Dataset START

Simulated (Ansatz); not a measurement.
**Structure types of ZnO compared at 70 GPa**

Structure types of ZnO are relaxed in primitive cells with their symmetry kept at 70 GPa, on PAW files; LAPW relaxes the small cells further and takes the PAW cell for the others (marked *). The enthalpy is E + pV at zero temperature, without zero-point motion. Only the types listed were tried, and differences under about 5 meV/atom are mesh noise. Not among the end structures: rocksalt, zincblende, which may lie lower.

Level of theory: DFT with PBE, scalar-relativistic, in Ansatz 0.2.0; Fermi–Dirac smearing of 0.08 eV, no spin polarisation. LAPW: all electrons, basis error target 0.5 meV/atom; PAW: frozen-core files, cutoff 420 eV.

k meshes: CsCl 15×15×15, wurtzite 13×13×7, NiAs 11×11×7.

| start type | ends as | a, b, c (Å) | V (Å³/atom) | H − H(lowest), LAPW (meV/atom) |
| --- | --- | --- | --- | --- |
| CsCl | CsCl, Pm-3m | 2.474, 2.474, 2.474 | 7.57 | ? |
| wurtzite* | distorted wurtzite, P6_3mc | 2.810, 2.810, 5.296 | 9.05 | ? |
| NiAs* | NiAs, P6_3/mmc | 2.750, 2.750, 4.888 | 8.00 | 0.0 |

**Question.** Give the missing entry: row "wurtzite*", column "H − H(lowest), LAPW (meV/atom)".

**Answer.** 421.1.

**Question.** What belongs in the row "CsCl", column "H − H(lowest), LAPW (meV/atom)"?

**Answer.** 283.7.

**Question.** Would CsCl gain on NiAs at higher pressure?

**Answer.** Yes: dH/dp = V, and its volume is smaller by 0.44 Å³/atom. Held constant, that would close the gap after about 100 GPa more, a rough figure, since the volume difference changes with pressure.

Dataset END

Could you retype exactly the lines from the first one of the records through the line containing "at higher pressure?", both included, and nothing more?

Exercise response -
Simulated (Ansatz); not a measurement.
**Structure types of ZnO compared at 70 GPa**

Structure types of ZnO are relaxed in primitive cells with their symmetry kept at 70 GPa, on PAW files; LAPW relaxes the small cells further and takes the PAW cell for the others (marked *). The enthalpy is E + pV at zero temperature, without zero-point motion. Only the types listed were tried, and differences under about 5 meV/atom are mesh noise. Not among the end structures: rocksalt, zincblende, which may lie lower.

Level of theory: DFT with PBE, scalar-relativistic, in Ansatz 0.2.0; Fermi–Dirac smearing of 0.08 eV, no spin polarisation. LAPW: all electrons, basis error target 0.5 meV/atom; PAW: frozen-core files, cutoff 420 eV.

k meshes: CsCl 15×15×15, wurtzite 13×13×7, NiAs 11×11×7.

| start type | ends as | a, b, c (Å) | V (Å³/atom) | H − H(lowest), LAPW (meV/atom) |
| --- | --- | --- | --- | --- |
| CsCl | CsCl, Pm-3m | 2.474, 2.474, 2.474 | 7.57 | ? |
| wurtzite* | distorted wurtzite, P6_3mc | 2.810, 2.810, 5.296 | 9.05 | ? |
| NiAs* | NiAs, P6_3/mmc | 2.750, 2.750, 4.888 | 8.00 | 0.0 |

**Question.** Give the missing entry: row "wurtzite*", column "H − H(lowest), LAPW (meV/atom)".

**Answer.** 421.1.

**Question.** What belongs in the row "CsCl", column "H − H(lowest), LAPW (meV/atom)"?

**Answer.** 283.7.

**Question.** Would CsCl gain on NiAs at higher pressure?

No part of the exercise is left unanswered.